*** Opening RECORDS SHOWN ***

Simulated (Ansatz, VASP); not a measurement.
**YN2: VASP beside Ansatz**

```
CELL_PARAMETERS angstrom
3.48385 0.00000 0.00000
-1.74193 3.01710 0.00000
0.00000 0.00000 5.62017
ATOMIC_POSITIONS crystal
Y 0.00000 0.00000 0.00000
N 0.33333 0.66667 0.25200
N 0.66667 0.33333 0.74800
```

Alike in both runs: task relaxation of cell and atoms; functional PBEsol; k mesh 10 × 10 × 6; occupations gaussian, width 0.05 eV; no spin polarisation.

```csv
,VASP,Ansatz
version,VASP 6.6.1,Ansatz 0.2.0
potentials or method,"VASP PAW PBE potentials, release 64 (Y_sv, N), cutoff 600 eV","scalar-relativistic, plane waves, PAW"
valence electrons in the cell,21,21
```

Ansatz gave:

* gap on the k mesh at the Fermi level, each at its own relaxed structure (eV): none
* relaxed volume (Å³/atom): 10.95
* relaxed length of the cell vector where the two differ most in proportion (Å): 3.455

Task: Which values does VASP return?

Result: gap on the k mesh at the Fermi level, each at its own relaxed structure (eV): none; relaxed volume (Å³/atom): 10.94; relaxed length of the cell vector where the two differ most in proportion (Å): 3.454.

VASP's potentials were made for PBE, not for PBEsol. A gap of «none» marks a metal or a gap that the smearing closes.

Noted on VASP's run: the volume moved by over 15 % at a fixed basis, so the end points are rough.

*** Closing RECORDS SHOWN ***

Reproduce, exactly as they stand in the data above, the lines from the one that holds "Task: Which values does VASP return?" to the one that holds "Result: gap on", inclusive.

:: EXERCISE RESPONSE ::
Task: Which values does VASP return?

Result: gap on the k mesh at the Fermi level, each at its own relaxed structure (eV): none; relaxed volume (Å³/atom): 10.94; relaxed length of the cell vector where the two differ most in proportion (Å): 3.454.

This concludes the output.